[Opening Record extracts section]

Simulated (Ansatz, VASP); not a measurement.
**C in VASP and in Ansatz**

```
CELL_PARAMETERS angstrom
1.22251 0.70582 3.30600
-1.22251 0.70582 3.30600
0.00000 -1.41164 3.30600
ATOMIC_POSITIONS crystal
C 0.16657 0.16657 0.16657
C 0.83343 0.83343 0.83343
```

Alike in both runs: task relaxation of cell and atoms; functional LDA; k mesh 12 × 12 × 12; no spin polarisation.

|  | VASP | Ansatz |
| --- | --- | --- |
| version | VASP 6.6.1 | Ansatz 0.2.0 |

[Closing Record extracts section]

> _Work item_: What is needed is an exact transcription of every entry above.

> _Response_:
Simulated (Ansatz, VASP); not a measurement.
**C in VASP and in Ansatz**

```
CELL_PARAMETERS angstrom
1.22251 0.70582 3.30600
-1.22251 0.70582 3.30600
0.00000 -1.41164 3.30600
ATOMIC_POSITIONS crystal
C 0.16657 0.16657 0.16657
C 0.83343 0.83343 0.83343
```

Alike in both runs: task relaxation of cell and atoms; functional LDA; k mesh 12 × 12 × 12; no spin polarisation.

|  | VASP | Ansatz |
| --- | --- | --- |
| version | VASP 6.6.1 | Ansatz 0.2.0 |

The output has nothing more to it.